## WORK ORDER
Exactly as shown below, retype every line of the data.

## DATA EXCERPTS
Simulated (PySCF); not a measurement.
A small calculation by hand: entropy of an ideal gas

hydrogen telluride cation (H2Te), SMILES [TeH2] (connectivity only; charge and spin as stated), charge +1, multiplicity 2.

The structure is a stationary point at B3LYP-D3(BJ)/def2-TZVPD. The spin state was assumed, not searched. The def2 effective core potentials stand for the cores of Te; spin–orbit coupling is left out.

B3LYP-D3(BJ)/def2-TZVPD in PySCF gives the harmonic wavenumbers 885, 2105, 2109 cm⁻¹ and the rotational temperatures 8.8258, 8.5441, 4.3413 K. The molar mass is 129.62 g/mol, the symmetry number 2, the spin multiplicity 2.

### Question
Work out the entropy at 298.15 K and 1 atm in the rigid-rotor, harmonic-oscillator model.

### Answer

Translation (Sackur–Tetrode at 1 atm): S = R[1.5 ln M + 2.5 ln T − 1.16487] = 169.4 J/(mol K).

## EXERCISE RESULT
Simulated (PySCF); not a measurement.
A small calculation by hand: entropy of an ideal gas

hydrogen telluride cation (H2Te), SMILES [TeH2] (connectivity only; charge and spin as stated), charge +1, multiplicity 2.

The structure is a stationary point at B3LYP-D3(BJ)/def2-TZVPD. The spin state was assumed, not searched. The def2 effective core potentials stand for the cores of Te; spin–orbit coupling is left out.

B3LYP-D3(BJ)/def2-TZVPD in PySCF gives the harmonic wavenumbers 885, 2105, 2109 cm⁻¹ and the rotational temperatures 8.8258, 8.5441, 4.3413 K. The molar mass is 129.62 g/mol, the symmetry number 2, the spin multiplicity 2.

### Question
Work out the entropy at 298.15 K and 1 atm in the rigid-rotor, harmonic-oscillator model.

### Answer

Translation (Sackur–Tetrode at 1 atm): S = R[1.5 ln M + 2.5 ln T − 1.16487] = 169.4 J/(mol K).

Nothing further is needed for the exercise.